TASK ITEM:
Please quote exactly the opening lines of the data, from the first line to the one where "Report form: the" appears.

##########
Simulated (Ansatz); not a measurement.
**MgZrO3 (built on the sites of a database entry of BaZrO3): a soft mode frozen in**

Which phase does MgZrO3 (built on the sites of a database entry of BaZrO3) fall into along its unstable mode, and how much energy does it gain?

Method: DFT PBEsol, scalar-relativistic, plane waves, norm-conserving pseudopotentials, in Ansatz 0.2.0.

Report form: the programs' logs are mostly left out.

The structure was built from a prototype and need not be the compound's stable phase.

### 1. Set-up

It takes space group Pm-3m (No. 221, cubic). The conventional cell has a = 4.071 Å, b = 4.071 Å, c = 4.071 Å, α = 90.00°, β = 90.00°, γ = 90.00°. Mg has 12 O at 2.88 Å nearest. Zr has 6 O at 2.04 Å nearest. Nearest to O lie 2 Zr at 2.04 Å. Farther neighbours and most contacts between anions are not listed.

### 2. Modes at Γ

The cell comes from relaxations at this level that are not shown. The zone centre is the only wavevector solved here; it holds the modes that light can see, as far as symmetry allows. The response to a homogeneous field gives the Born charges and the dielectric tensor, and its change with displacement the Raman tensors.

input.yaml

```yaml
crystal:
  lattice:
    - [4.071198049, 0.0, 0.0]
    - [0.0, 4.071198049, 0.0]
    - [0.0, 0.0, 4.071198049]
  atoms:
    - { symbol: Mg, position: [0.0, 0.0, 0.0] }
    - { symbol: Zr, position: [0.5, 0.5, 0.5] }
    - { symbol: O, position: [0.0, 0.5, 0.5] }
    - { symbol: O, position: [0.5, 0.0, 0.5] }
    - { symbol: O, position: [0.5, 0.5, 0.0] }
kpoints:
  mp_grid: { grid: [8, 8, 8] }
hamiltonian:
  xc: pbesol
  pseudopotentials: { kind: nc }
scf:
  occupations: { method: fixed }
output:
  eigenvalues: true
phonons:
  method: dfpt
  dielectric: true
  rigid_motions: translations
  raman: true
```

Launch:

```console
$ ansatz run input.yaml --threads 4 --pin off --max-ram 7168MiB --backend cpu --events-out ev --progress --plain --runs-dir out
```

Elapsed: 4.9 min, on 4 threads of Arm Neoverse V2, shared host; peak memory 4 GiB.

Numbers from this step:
##########

EXERCISE SOLUTION:
Simulated (Ansatz); not a measurement.
**MgZrO3 (built on the sites of a database entry of BaZrO3): a soft mode frozen in**

Which phase does MgZrO3 (built on the sites of a database entry of BaZrO3) fall into along its unstable mode, and how much energy does it gain?

Method: DFT PBEsol, scalar-relativistic, plane waves, norm-conserving pseudopotentials, in Ansatz 0.2.0.

Report form: the programs' logs are mostly left out.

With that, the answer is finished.